◆ **ACTION ITEM**
Restating the data word for word is all that is required.

◆ **SUPPLIED MATERIAL**
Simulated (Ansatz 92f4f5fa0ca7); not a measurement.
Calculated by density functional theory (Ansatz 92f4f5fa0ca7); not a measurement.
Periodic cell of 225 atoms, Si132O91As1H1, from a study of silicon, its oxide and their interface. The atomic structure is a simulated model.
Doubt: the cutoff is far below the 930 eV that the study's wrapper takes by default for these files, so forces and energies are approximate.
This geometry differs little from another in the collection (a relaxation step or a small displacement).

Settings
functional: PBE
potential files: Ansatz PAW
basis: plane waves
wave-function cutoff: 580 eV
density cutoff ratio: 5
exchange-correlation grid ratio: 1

◆ **TASK RESULT**
Simulated (Ansatz 92f4f5fa0ca7); not a measurement.
Calculated by density functional theory (Ansatz 92f4f5fa0ca7); not a measurement.
Periodic cell of 225 atoms, Si132O91As1H1, from a study of silicon, its oxide and their interface. The atomic structure is a simulated model.
Doubt: the cutoff is far below the 930 eV that the study's wrapper takes by default for these files, so forces and energies are approximate.
This geometry differs little from another in the collection (a relaxation step or a small displacement).

Settings
functional: PBE
potential files: Ansatz PAW
basis: plane waves
wave-function cutoff: 580 eV
density cutoff ratio: 5
exchange-correlation grid ratio: 1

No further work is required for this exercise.